Top of Given data

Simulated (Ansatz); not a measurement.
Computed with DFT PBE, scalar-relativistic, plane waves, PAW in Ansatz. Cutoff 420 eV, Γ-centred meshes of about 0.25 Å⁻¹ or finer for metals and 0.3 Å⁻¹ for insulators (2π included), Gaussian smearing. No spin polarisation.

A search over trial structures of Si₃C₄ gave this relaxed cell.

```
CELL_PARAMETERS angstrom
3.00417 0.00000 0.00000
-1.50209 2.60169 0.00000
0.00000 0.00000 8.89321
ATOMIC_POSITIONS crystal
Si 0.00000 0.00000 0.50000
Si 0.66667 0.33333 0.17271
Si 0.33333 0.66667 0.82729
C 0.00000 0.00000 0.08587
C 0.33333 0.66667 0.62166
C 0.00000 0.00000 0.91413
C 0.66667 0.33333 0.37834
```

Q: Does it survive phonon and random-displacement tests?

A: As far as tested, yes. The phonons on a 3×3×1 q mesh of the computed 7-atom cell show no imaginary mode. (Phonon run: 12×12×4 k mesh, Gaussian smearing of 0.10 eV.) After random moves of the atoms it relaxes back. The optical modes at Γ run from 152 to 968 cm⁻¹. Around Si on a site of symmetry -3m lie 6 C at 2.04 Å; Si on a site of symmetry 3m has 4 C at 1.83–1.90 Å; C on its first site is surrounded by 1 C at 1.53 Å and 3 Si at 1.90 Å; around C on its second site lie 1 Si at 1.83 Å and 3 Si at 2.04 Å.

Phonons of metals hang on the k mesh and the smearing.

Bottom of Given data

● **Work instruction**:
Transcribe all of the entries without alteration.

● **Expected answer**:
Simulated (Ansatz); not a measurement.
Computed with DFT PBE, scalar-relativistic, plane waves, PAW in Ansatz. Cutoff 420 eV, Γ-centred meshes of about 0.25 Å⁻¹ or finer for metals and 0.3 Å⁻¹ for insulators (2π included), Gaussian smearing. No spin polarisation.

A search over trial structures of Si₃C₄ gave this relaxed cell.

```
CELL_PARAMETERS angstrom
3.00417 0.00000 0.00000
-1.50209 2.60169 0.00000
0.00000 0.00000 8.89321
ATOMIC_POSITIONS crystal
Si 0.00000 0.00000 0.50000
Si 0.66667 0.33333 0.17271
Si 0.33333 0.66667 0.82729
C 0.00000 0.00000 0.08587
C 0.33333 0.66667 0.62166
C 0.00000 0.00000 0.91413
C 0.66667 0.33333 0.37834
```

Q: Does it survive phonon and random-displacement tests?

A: As far as tested, yes. The phonons on a 3×3×1 q mesh of the computed 7-atom cell show no imaginary mode. (Phonon run: 12×12×4 k mesh, Gaussian smearing of 0.10 eV.) After random moves of the atoms it relaxes back. The optical modes at Γ run from 152 to 968 cm⁻¹. Around Si on a site of symmetry -3m lie 6 C at 2.04 Å; Si on a site of symmetry 3m has 4 C at 1.83–1.90 Å; C on its first site is surrounded by 1 C at 1.53 Å and 3 Si at 1.90 Å; around C on its second site lie 1 Si at 1.83 Å and 3 Si at 2.04 Å.

Phonons of metals hang on the k mesh and the smearing.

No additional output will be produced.